[Data extract — start]

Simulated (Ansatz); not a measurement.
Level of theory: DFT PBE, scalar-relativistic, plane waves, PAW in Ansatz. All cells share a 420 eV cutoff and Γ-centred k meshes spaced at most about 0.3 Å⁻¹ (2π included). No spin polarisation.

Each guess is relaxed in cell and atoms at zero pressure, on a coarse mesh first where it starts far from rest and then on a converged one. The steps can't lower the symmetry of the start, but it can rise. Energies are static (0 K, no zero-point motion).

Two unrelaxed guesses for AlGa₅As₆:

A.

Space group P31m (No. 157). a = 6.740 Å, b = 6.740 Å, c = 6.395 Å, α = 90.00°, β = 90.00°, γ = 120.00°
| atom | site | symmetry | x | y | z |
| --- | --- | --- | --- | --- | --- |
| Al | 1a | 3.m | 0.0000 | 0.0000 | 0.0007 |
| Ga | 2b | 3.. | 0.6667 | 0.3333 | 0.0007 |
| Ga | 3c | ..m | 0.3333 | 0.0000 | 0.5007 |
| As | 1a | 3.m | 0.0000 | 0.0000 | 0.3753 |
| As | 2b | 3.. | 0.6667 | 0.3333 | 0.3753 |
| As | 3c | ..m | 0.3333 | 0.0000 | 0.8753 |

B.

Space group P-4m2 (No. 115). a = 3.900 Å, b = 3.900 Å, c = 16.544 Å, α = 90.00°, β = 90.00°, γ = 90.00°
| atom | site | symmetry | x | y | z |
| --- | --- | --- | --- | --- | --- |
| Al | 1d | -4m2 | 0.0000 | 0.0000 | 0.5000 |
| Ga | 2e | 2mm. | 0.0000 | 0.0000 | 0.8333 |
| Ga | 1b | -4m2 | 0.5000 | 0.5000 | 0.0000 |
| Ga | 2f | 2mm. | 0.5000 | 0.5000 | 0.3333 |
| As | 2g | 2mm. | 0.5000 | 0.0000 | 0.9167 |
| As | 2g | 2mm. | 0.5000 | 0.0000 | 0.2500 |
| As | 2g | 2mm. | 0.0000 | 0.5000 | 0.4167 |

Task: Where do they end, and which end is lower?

[Data extract — finish]

Your response should hold the lines from the first line of the entries above through the line with "0.5000 | 0.3333 |", each retyped exactly, and nothing else.

Simulated (Ansatz); not a measurement.
Level of theory: DFT PBE, scalar-relativistic, plane waves, PAW in Ansatz. All cells share a 420 eV cutoff and Γ-centred k meshes spaced at most about 0.3 Å⁻¹ (2π included). No spin polarisation.

Each guess is relaxed in cell and atoms at zero pressure, on a coarse mesh first where it starts far from rest and then on a converged one. The steps can't lower the symmetry of the start, but it can rise. Energies are static (0 K, no zero-point motion).

Two unrelaxed guesses for AlGa₅As₆:

A.

Space group P31m (No. 157). a = 6.740 Å, b = 6.740 Å, c = 6.395 Å, α = 90.00°, β = 90.00°, γ = 120.00°
| atom | site | symmetry | x | y | z |
| --- | --- | --- | --- | --- | --- |
| Al | 1a | 3.m | 0.0000 | 0.0000 | 0.0007 |
| Ga | 2b | 3.. | 0.6667 | 0.3333 | 0.0007 |
| Ga | 3c | ..m | 0.3333 | 0.0000 | 0.5007 |
| As | 1a | 3.m | 0.0000 | 0.0000 | 0.3753 |
| As | 2b | 3.. | 0.6667 | 0.3333 | 0.3753 |
| As | 3c | ..m | 0.3333 | 0.0000 | 0.8753 |

B.

Space group P-4m2 (No. 115). a = 3.900 Å, b = 3.900 Å, c = 16.544 Å, α = 90.00°, β = 90.00°, γ = 90.00°
| atom | site | symmetry | x | y | z |
| --- | --- | --- | --- | --- | --- |
| Al | 1d | -4m2 | 0.0000 | 0.0000 | 0.5000 |
| Ga | 2e | 2mm. | 0.0000 | 0.0000 | 0.8333 |
| Ga | 1b | -4m2 | 0.5000 | 0.5000 | 0.0000 |
| Ga | 2f | 2mm. | 0.5000 | 0.5000 | 0.3333 |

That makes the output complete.